▸ **Stored data**:
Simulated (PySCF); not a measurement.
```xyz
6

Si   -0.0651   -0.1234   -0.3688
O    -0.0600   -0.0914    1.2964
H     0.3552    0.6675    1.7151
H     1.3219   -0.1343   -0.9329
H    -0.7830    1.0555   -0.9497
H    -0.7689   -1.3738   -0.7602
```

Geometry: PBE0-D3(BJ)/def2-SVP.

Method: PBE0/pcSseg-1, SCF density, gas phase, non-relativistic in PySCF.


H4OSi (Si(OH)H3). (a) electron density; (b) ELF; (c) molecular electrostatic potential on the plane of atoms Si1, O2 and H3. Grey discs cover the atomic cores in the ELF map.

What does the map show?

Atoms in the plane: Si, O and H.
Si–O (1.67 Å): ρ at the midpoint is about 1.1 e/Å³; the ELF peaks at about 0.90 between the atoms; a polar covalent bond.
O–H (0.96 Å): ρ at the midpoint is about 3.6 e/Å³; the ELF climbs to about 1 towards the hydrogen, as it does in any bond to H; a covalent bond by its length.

▸ **Work task**:
So that nothing is lost, write out each record exactly as it appears above.

▸ **Your solution**:
Simulated (PySCF); not a measurement.
```xyz
6

Si   -0.0651   -0.1234   -0.3688
O    -0.0600   -0.0914    1.2964
H     0.3552    0.6675    1.7151
H     1.3219   -0.1343   -0.9329
H    -0.7830    1.0555   -0.9497
H    -0.7689   -1.3738   -0.7602
```

Geometry: PBE0-D3(BJ)/def2-SVP.

Method: PBE0/pcSseg-1, SCF density, gas phase, non-relativistic in PySCF.


H4OSi (Si(OH)H3). (a) electron density; (b) ELF; (c) molecular electrostatic potential on the plane of atoms Si1, O2 and H3. Grey discs cover the atomic cores in the ELF map.

What does the map show?

Atoms in the plane: Si, O and H.
Si–O (1.67 Å): ρ at the midpoint is about 1.1 e/Å³; the ELF peaks at about 0.90 between the atoms; a polar covalent bond.
O–H (0.96 Å): ρ at the midpoint is about 3.6 e/Å³; the ELF climbs to about 1 towards the hydrogen, as it does in any bond to H; a covalent bond by its length.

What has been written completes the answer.